• **Data records**
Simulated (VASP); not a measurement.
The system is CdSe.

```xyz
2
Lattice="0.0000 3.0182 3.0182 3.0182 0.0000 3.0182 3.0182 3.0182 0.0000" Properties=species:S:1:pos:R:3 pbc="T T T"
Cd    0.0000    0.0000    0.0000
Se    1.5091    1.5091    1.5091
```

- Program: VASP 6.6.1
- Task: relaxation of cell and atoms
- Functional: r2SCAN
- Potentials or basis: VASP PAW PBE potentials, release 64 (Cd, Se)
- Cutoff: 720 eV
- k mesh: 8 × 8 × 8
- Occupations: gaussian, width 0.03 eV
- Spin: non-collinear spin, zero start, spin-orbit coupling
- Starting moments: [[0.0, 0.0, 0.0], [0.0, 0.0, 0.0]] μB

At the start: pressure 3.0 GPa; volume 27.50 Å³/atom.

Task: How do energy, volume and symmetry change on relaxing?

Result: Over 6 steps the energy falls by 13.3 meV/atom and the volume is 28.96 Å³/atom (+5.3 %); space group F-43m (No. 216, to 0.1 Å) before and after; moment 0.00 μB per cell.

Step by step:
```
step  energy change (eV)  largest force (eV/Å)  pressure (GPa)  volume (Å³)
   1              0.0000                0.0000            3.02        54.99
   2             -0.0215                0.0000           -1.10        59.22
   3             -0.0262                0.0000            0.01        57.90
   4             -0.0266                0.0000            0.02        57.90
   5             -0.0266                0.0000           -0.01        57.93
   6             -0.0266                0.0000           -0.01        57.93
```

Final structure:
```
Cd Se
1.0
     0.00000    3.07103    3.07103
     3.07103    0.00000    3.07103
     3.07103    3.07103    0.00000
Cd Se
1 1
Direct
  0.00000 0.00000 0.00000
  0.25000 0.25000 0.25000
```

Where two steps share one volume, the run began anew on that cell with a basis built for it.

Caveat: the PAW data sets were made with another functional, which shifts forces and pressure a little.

• **Assignment**
Include the first line of the listing, the line with "- Starting moments: [[0.0, 0.0, 0.0], [0.0, 0.0, 0.0]]", and every line between them, each repeated exactly, and output only those.

• **Task output**
Simulated (VASP); not a measurement.
The system is CdSe.

```xyz
2
Lattice="0.0000 3.0182 3.0182 3.0182 0.0000 3.0182 3.0182 3.0182 0.0000" Properties=species:S:1:pos:R:3 pbc="T T T"
Cd    0.0000    0.0000    0.0000
Se    1.5091    1.5091    1.5091
```

- Program: VASP 6.6.1
- Task: relaxation of cell and atoms
- Functional: r2SCAN
- Potentials or basis: VASP PAW PBE potentials, release 64 (Cd, Se)
- Cutoff: 720 eV
- k mesh: 8 × 8 × 8
- Occupations: gaussian, width 0.03 eV
- Spin: non-collinear spin, zero start, spin-orbit coupling
- Starting moments: [[0.0, 0.0, 0.0], [0.0, 0.0, 0.0]] μB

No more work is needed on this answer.